*** Opening of Given data ***
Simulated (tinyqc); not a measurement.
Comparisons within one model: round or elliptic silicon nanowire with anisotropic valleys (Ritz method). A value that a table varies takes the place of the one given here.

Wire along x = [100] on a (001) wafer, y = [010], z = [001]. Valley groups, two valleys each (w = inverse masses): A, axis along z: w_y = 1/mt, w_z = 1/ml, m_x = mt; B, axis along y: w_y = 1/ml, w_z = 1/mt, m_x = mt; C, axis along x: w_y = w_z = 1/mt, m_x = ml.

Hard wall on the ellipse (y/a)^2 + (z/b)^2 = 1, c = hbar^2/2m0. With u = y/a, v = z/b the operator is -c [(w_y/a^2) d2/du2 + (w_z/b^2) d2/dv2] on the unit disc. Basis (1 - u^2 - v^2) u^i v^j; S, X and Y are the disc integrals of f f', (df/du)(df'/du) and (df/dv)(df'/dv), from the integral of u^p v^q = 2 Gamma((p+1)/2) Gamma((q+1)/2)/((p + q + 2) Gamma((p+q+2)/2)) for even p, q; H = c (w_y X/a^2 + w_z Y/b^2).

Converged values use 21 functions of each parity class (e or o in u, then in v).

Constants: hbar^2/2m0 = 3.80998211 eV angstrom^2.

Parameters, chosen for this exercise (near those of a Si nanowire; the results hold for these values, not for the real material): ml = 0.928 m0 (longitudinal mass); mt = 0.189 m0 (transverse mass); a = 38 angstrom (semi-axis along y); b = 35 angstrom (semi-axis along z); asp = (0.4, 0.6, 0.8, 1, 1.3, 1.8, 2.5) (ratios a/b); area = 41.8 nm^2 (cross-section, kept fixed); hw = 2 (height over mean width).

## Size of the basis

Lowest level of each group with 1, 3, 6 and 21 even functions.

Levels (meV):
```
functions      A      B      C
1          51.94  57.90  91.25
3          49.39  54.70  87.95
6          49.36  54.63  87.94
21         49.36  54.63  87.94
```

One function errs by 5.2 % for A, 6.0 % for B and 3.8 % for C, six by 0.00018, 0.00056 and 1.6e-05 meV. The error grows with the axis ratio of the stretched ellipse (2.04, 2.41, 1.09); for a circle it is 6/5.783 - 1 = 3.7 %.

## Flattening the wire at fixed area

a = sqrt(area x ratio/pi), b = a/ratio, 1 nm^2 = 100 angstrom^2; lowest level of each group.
*** Close of Given data ***

__Task item__: Repeat exactly the lines above from the one with "Converged values use" up to and including the one with "Constants: hbar^2/2m0 = 3.80998211". No other line belongs in the reply.

__Answer box__:
Converged values use 21 functions of each parity class (e or o in u, then in v).

Constants: hbar^2/2m0 = 3.80998211 eV angstrom^2.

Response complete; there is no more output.